-------- Excerpted records --------

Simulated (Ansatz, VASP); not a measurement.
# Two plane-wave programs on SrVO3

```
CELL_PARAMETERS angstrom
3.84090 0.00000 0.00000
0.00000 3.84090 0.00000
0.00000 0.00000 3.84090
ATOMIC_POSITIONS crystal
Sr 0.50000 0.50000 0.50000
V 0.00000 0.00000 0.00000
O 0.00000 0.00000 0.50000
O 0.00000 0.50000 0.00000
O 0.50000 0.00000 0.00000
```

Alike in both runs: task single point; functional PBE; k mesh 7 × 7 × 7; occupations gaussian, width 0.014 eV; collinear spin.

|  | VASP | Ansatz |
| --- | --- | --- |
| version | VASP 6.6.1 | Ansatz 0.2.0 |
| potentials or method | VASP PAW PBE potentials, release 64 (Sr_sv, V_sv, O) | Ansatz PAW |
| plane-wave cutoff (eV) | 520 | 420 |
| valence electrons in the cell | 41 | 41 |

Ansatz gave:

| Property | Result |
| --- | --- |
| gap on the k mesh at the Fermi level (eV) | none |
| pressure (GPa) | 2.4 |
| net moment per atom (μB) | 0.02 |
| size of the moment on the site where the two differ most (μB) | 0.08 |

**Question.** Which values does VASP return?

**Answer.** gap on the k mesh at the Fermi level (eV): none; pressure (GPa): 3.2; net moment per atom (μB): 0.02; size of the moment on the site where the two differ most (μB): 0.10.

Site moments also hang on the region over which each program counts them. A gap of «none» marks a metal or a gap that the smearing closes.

--------

Required action: The response should hold exactly the lines starting at the line with "Ansatz PAW |" and ending at the line with "most (μB): 0.10.", and no other line of the material above.

Solution:
| potentials or method | VASP PAW PBE potentials, release 64 (Sr_sv, V_sv, O) | Ansatz PAW |
| plane-wave cutoff (eV) | 520 | 420 |
| valence electrons in the cell | 41 | 41 |

Ansatz gave:

| Property | Result |
| --- | --- |
| gap on the k mesh at the Fermi level (eV) | none |
| pressure (GPa) | 2.4 |
| net moment per atom (μB) | 0.02 |
| size of the moment on the site where the two differ most (μB) | 0.08 |

**Question.** Which values does VASP return?

**Answer.** gap on the k mesh at the Fermi level (eV): none; pressure (GPa): 3.2; net moment per atom (μB): 0.02; size of the moment on the site where the two differ most (μB): 0.10.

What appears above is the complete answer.